## Assigned task
All entries are to be returned verbatim.

++++++

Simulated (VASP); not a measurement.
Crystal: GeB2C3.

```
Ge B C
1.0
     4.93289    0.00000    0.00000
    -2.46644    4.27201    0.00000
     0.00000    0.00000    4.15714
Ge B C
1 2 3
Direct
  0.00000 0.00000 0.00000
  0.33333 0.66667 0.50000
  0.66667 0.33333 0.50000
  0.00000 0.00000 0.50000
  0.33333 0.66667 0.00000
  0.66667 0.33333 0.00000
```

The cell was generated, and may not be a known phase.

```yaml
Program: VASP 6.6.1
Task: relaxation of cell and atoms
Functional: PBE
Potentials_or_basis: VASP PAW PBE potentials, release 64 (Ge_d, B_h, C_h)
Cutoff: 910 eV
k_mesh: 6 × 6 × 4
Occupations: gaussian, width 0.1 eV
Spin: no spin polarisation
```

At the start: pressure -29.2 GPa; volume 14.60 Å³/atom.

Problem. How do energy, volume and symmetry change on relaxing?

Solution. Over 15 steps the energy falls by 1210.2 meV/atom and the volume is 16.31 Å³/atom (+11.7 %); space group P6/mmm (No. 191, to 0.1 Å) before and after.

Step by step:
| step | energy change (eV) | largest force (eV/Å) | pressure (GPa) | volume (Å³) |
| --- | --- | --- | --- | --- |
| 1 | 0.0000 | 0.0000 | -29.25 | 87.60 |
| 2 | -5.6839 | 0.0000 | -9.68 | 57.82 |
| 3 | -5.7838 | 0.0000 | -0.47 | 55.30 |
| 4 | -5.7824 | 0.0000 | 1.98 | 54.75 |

++++++

## Task answer
Simulated (VASP); not a measurement.
Crystal: GeB2C3.

```
Ge B C
1.0
     4.93289    0.00000    0.00000
    -2.46644    4.27201    0.00000
     0.00000    0.00000    4.15714
Ge B C
1 2 3
Direct
  0.00000 0.00000 0.00000
  0.33333 0.66667 0.50000
  0.66667 0.33333 0.50000
  0.00000 0.00000 0.50000
  0.33333 0.66667 0.00000
  0.66667 0.33333 0.00000
```

The cell was generated, and may not be a known phase.

```yaml
Program: VASP 6.6.1
Task: relaxation of cell and atoms
Functional: PBE
Potentials_or_basis: VASP PAW PBE potentials, release 64 (Ge_d, B_h, C_h)
Cutoff: 910 eV
k_mesh: 6 × 6 × 4
Occupations: gaussian, width 0.1 eV
Spin: no spin polarisation
```

At the start: pressure -29.2 GPa; volume 14.60 Å³/atom.

Problem. How do energy, volume and symmetry change on relaxing?

Solution. Over 15 steps the energy falls by 1210.2 meV/atom and the volume is 16.31 Å³/atom (+11.7 %); space group P6/mmm (No. 191, to 0.1 Å) before and after.

Step by step:
| step | energy change (eV) | largest force (eV/Å) | pressure (GPa) | volume (Å³) |
| --- | --- | --- | --- | --- |
| 1 | 0.0000 | 0.0000 | -29.25 | 87.60 |
| 2 | -5.6839 | 0.0000 | -9.68 | 57.82 |
| 3 | -5.7838 | 0.0000 | -0.47 | 55.30 |
| 4 | -5.7824 | 0.0000 | 1.98 | 54.75 |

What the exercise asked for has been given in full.